## TASK ITEM:
Return every line from the one with "Question: Fix c and d from BiS and NaBi." through the one with "The rule misses", inclusive, exactly as it appears below.

## DATA PROVIDED:
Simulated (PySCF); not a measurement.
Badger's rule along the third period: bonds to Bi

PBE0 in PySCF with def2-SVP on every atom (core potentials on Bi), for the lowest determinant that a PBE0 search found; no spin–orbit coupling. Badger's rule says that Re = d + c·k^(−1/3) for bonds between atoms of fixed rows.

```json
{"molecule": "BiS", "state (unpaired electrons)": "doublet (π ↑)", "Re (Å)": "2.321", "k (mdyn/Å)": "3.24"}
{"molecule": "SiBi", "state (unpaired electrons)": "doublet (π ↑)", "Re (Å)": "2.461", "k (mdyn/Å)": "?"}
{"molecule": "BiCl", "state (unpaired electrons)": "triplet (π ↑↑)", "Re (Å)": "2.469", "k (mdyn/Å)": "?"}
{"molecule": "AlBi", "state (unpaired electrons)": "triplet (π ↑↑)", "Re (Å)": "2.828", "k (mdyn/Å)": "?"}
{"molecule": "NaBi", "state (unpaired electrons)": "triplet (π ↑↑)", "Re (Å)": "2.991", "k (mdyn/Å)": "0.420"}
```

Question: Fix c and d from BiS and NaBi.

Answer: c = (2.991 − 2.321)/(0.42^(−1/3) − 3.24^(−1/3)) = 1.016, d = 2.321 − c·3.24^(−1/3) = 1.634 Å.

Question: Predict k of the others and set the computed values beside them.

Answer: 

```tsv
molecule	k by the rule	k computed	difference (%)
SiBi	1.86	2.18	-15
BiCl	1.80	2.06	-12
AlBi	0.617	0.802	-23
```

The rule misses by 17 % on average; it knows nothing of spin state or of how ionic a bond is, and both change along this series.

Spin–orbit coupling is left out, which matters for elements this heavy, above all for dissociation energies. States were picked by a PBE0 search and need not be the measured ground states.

## WRITTEN RESPONSE:
Question: Fix c and d from BiS and NaBi.

Answer: c = (2.991 − 2.321)/(0.42^(−1/3) − 3.24^(−1/3)) = 1.016, d = 2.321 − c·3.24^(−1/3) = 1.634 Å.

Question: Predict k of the others and set the computed values beside them.

Answer: 

```tsv
molecule	k by the rule	k computed	difference (%)
SiBi	1.86	2.18	-15
BiCl	1.80	2.06	-12
AlBi	0.617	0.802	-23
```

The rule misses by 17 % on average; it knows nothing of spin state or of how ionic a bond is, and both change along this series.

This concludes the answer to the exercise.